________________________________________

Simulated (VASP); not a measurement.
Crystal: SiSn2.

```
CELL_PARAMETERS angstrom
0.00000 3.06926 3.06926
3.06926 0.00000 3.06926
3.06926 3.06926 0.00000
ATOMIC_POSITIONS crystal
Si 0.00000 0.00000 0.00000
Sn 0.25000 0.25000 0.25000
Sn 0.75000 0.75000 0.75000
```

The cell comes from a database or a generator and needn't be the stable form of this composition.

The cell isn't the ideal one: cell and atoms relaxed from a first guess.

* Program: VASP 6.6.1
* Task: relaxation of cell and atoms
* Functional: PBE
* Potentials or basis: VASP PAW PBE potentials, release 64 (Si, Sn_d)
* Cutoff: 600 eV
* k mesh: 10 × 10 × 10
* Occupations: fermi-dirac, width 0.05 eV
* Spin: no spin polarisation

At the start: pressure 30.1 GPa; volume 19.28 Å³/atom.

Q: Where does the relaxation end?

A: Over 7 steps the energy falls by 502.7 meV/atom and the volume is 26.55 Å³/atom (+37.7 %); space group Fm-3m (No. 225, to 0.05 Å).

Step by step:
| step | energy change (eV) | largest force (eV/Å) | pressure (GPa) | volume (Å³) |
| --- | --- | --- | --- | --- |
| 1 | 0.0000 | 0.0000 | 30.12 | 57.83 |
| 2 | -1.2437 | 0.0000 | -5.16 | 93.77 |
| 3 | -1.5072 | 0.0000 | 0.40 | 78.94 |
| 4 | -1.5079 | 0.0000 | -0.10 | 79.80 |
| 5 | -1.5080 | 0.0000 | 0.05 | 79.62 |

________________________________________

> _WORK INSTRUCTION_
Set down the entire listing above again, word for word.

> _ANSWER SPACE_
Simulated (VASP); not a measurement.
Crystal: SiSn2.

```
CELL_PARAMETERS angstrom
0.00000 3.06926 3.06926
3.06926 0.00000 3.06926
3.06926 3.06926 0.00000
ATOMIC_POSITIONS crystal
Si 0.00000 0.00000 0.00000
Sn 0.25000 0.25000 0.25000
Sn 0.75000 0.75000 0.75000
```

The cell comes from a database or a generator and needn't be the stable form of this composition.

The cell isn't the ideal one: cell and atoms relaxed from a first guess.

* Program: VASP 6.6.1
* Task: relaxation of cell and atoms
* Functional: PBE
* Potentials or basis: VASP PAW PBE potentials, release 64 (Si, Sn_d)
* Cutoff: 600 eV
* k mesh: 10 × 10 × 10
* Occupations: fermi-dirac, width 0.05 eV
* Spin: no spin polarisation

At the start: pressure 30.1 GPa; volume 19.28 Å³/atom.

Q: Where does the relaxation end?

A: Over 7 steps the energy falls by 502.7 meV/atom and the volume is 26.55 Å³/atom (+37.7 %); space group Fm-3m (No. 225, to 0.05 Å).

Step by step:
| step | energy change (eV) | largest force (eV/Å) | pressure (GPa) | volume (Å³) |
| --- | --- | --- | --- | --- |
| 1 | 0.0000 | 0.0000 | 30.12 | 57.83 |
| 2 | -1.2437 | 0.0000 | -5.16 | 93.77 |
| 3 | -1.5072 | 0.0000 | 0.40 | 78.94 |
| 4 | -1.5079 | 0.0000 | -0.10 | 79.80 |
| 5 | -1.5080 | 0.0000 | 0.05 | 79.62 |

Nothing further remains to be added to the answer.